Assignment.
Quote the whole listing verbatim.

■ ■ ■ ■ ■ ■ ■

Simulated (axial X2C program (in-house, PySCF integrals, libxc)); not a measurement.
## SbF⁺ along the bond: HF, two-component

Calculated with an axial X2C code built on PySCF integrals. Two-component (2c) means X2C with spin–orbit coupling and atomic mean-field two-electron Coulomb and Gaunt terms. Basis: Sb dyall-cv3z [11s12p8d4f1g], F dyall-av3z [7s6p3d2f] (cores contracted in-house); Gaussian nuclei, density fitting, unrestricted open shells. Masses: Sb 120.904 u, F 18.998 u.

■ ■ ■ ■ ■ ■ ■

Exercise result.
Simulated (axial X2C program (in-house, PySCF integrals, libxc)); not a measurement.
## SbF⁺ along the bond: HF, two-component

Calculated with an axial X2C code built on PySCF integrals. Two-component (2c) means X2C with spin–orbit coupling and atomic mean-field two-electron Coulomb and Gaunt terms. Basis: Sb dyall-cv3z [11s12p8d4f1g], F dyall-av3z [7s6p3d2f] (cores contracted in-house); Gaussian nuclei, density fitting, unrestricted open shells. Masses: Sb 120.904 u, F 18.998 u.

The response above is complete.